## Work order
Down to the last line below, give the listing again exactly.

## Data for review
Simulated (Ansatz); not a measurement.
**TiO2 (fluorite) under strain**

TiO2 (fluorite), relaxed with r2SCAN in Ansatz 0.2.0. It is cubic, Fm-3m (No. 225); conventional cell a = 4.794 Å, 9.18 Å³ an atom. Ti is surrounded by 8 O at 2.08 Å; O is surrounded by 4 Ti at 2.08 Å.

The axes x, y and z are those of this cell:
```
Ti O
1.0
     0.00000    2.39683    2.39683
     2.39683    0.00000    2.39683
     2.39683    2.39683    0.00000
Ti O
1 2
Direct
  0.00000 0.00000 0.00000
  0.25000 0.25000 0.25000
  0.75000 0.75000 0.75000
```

## Exercise output
Simulated (Ansatz); not a measurement.
**TiO2 (fluorite) under strain**

TiO2 (fluorite), relaxed with r2SCAN in Ansatz 0.2.0. It is cubic, Fm-3m (No. 225); conventional cell a = 4.794 Å, 9.18 Å³ an atom. Ti is surrounded by 8 O at 2.08 Å; O is surrounded by 4 Ti at 2.08 Å.

The axes x, y and z are those of this cell:
```
Ti O
1.0
     0.00000    2.39683    2.39683
     2.39683    0.00000    2.39683
     2.39683    2.39683    0.00000
Ti O
1 2
Direct
  0.00000 0.00000 0.00000
  0.25000 0.25000 0.25000
  0.75000 0.75000 0.75000
```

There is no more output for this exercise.